■ **Work order**
Using the listing below, copy exactly the lines from the one containing "1.2 | angstrom |" to the one containing "energies (eV): start", both lines included, and no others.

● ● ● ● ● ● ●

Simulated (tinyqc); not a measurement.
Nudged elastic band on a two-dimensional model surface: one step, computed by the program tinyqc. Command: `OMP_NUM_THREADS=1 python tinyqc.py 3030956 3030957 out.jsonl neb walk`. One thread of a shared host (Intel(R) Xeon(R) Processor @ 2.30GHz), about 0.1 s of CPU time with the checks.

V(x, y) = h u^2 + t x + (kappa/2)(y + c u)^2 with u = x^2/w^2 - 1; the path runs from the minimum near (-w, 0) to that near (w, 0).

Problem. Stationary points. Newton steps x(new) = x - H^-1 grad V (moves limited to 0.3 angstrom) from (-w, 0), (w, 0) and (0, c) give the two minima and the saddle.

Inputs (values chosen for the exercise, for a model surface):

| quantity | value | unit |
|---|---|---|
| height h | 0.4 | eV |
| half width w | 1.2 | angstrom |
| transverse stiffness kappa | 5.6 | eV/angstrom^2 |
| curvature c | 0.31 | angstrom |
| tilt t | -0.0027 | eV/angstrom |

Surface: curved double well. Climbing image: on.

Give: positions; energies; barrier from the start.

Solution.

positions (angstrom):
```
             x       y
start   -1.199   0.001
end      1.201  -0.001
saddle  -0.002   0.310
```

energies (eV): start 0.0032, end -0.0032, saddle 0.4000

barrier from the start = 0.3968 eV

● ● ● ● ● ● ●

■ **Exercise output**
| half width w | 1.2 | angstrom |
| transverse stiffness kappa | 5.6 | eV/angstrom^2 |
| curvature c | 0.31 | angstrom |
| tilt t | -0.0027 | eV/angstrom |

Surface: curved double well. Climbing image: on.

Give: positions; energies; barrier from the start.

Solution.

positions (angstrom):
```
             x       y
start   -1.199   0.001
end      1.201  -0.001
saddle  -0.002   0.310
```

energies (eV): start 0.0032, end -0.0032, saddle 0.4000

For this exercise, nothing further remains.